### Source material ###

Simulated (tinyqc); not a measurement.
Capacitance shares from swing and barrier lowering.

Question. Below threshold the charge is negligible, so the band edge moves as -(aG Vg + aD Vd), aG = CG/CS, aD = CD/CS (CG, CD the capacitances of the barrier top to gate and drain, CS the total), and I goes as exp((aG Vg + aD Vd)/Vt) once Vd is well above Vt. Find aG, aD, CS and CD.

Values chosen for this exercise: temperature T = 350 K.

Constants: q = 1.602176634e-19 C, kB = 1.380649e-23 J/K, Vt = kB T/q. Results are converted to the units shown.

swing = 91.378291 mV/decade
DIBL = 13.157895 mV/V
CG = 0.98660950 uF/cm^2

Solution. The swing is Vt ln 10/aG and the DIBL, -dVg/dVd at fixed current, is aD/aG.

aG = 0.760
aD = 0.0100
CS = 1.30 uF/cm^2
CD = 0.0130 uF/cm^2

###

Assignment: Each entry in the data should be restated exactly as it was written.

Answer section:
Simulated (tinyqc); not a measurement.
Capacitance shares from swing and barrier lowering.

Question. Below threshold the charge is negligible, so the band edge moves as -(aG Vg + aD Vd), aG = CG/CS, aD = CD/CS (CG, CD the capacitances of the barrier top to gate and drain, CS the total), and I goes as exp((aG Vg + aD Vd)/Vt) once Vd is well above Vt. Find aG, aD, CS and CD.

Values chosen for this exercise: temperature T = 350 K.

Constants: q = 1.602176634e-19 C, kB = 1.380649e-23 J/K, Vt = kB T/q. Results are converted to the units shown.

swing = 91.378291 mV/decade
DIBL = 13.157895 mV/V
CG = 0.98660950 uF/cm^2

Solution. The swing is Vt ln 10/aG and the DIBL, -dVg/dVd at fixed current, is aD/aG.

aG = 0.760
aD = 0.0100
CS = 1.30 uF/cm^2
CD = 0.0130 uF/cm^2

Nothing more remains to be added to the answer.